((
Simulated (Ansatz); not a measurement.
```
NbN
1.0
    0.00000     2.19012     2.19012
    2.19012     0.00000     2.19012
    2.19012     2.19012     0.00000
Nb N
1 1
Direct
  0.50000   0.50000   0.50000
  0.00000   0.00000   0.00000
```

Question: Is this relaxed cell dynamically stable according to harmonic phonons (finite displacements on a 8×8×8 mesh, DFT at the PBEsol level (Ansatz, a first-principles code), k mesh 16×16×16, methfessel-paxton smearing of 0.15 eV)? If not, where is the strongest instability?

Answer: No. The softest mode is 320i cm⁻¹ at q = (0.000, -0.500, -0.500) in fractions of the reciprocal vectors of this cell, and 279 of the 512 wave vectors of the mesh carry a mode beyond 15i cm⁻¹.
))

- _ASSIGNED TASK_: Your task is to retype all of the lines above exactly.

- _WRITTEN ANSWER_:
Simulated (Ansatz); not a measurement.
```
NbN
1.0
    0.00000     2.19012     2.19012
    2.19012     0.00000     2.19012
    2.19012     2.19012     0.00000
Nb N
1 1
Direct
  0.50000   0.50000   0.50000
  0.00000   0.00000   0.00000
```

Question: Is this relaxed cell dynamically stable according to harmonic phonons (finite displacements on a 8×8×8 mesh, DFT at the PBEsol level (Ansatz, a first-principles code), k mesh 16×16×16, methfessel-paxton smearing of 0.15 eV)? If not, where is the strongest instability?

Answer: No. The softest mode is 320i cm⁻¹ at q = (0.000, -0.500, -0.500) in fractions of the reciprocal vectors of this cell, and 279 of the 512 wave vectors of the mesh carry a mode beyond 15i cm⁻¹.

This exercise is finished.